= Beginning of Section =

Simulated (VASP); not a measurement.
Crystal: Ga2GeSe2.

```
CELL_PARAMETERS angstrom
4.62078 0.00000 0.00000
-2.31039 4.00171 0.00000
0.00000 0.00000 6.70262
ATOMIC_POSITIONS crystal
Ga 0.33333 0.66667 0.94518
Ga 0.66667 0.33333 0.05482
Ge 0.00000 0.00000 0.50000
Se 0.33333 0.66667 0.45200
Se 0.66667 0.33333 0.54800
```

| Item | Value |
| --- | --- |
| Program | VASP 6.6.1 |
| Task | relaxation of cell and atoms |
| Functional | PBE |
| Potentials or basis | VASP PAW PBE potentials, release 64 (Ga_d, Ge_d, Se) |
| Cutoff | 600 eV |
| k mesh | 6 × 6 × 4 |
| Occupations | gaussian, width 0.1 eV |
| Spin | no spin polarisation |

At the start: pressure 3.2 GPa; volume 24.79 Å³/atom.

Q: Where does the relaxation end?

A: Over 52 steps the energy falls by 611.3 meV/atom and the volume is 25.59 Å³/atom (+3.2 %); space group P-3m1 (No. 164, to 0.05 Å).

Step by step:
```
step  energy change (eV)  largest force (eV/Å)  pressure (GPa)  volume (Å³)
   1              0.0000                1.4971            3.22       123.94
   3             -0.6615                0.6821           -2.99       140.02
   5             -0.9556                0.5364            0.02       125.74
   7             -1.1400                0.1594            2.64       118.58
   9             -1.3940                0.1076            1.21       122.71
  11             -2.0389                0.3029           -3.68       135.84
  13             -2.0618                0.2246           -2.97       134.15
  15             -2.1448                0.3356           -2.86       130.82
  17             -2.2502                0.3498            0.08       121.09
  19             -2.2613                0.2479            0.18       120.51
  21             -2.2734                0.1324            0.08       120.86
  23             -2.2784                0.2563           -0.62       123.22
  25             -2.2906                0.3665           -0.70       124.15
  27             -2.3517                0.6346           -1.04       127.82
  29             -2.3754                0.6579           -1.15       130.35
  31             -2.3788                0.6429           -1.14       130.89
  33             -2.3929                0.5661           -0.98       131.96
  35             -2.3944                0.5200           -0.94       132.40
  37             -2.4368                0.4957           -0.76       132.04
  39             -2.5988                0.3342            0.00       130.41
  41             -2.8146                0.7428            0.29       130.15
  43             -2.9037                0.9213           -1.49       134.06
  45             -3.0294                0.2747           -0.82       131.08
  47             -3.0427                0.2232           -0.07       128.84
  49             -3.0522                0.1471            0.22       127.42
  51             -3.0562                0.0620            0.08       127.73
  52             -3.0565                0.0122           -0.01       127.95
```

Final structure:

= End of Section =

(Work order) Print, please, the lines above from the very first through the one that holds "Functional | PBE |", both included, word for word and with nothing else.

(Solution)
Simulated (VASP); not a measurement.
Crystal: Ga2GeSe2.

```
CELL_PARAMETERS angstrom
4.62078 0.00000 0.00000
-2.31039 4.00171 0.00000
0.00000 0.00000 6.70262
ATOMIC_POSITIONS crystal
Ga 0.33333 0.66667 0.94518
Ga 0.66667 0.33333 0.05482
Ge 0.00000 0.00000 0.50000
Se 0.33333 0.66667 0.45200
Se 0.66667 0.33333 0.54800
```

| Item | Value |
| --- | --- |
| Program | VASP 6.6.1 |
| Task | relaxation of cell and atoms |
| Functional | PBE |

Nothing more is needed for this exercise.